RECORD EXTRACTS -
--- --- ---

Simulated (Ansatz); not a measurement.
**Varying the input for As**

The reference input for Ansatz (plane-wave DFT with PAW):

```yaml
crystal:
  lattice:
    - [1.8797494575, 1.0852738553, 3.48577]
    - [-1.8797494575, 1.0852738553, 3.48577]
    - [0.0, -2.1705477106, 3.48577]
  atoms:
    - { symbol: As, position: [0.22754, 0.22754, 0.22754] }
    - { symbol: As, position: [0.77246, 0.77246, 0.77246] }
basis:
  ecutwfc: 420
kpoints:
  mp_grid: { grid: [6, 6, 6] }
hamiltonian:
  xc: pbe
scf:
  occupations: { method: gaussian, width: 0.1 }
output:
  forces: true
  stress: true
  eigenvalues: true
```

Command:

--- --- ---

EXERCISE -
Emit the full listing verbatim.

WRITTEN ANSWER -
Simulated (Ansatz); not a measurement.
**Varying the input for As**

The reference input for Ansatz (plane-wave DFT with PAW):

```yaml
crystal:
  lattice:
    - [1.8797494575, 1.0852738553, 3.48577]
    - [-1.8797494575, 1.0852738553, 3.48577]
    - [0.0, -2.1705477106, 3.48577]
  atoms:
    - { symbol: As, position: [0.22754, 0.22754, 0.22754] }
    - { symbol: As, position: [0.77246, 0.77246, 0.77246] }
basis:
  ecutwfc: 420
kpoints:
  mp_grid: { grid: [6, 6, 6] }
hamiltonian:
  xc: pbe
scf:
  occupations: { method: gaussian, width: 0.1 }
output:
  forces: true
  stress: true
  eigenvalues: true
```

Command:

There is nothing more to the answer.